MATERIAL SUPPLIED>
↓↓↓

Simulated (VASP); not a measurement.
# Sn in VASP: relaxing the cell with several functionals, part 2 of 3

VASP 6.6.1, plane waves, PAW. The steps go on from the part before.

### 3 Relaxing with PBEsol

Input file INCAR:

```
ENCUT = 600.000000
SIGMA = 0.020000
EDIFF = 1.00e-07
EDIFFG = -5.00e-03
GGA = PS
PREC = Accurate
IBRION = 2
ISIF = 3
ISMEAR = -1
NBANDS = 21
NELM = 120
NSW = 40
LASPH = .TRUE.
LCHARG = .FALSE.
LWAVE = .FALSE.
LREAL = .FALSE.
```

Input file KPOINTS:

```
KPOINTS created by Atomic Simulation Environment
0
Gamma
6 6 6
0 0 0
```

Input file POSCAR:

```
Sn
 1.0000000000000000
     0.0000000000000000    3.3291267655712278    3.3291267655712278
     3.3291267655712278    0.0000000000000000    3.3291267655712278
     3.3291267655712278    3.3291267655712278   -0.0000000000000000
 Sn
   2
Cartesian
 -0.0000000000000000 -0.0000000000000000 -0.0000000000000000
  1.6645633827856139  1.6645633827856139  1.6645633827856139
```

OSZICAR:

↑↑↑

ACTION ITEM> After the last line of the data, restate all the entries verbatim.

TASK OUTPUT>
Simulated (VASP); not a measurement.
# Sn in VASP: relaxing the cell with several functionals, part 2 of 3

VASP 6.6.1, plane waves, PAW. The steps go on from the part before.

### 3 Relaxing with PBEsol

Input file INCAR:

```
ENCUT = 600.000000
SIGMA = 0.020000
EDIFF = 1.00e-07
EDIFFG = -5.00e-03
GGA = PS
PREC = Accurate
IBRION = 2
ISIF = 3
ISMEAR = -1
NBANDS = 21
NELM = 120
NSW = 40
LASPH = .TRUE.
LCHARG = .FALSE.
LWAVE = .FALSE.
LREAL = .FALSE.
```

Input file KPOINTS:

```
KPOINTS created by Atomic Simulation Environment
0
Gamma
6 6 6
0 0 0
```

Input file POSCAR:

```
Sn
 1.0000000000000000
     0.0000000000000000    3.3291267655712278    3.3291267655712278
     3.3291267655712278    0.0000000000000000    3.3291267655712278
     3.3291267655712278    3.3291267655712278   -0.0000000000000000
 Sn
   2
Cartesian
 -0.0000000000000000 -0.0000000000000000 -0.0000000000000000
  1.6645633827856139  1.6645633827856139  1.6645633827856139
```

OSZICAR:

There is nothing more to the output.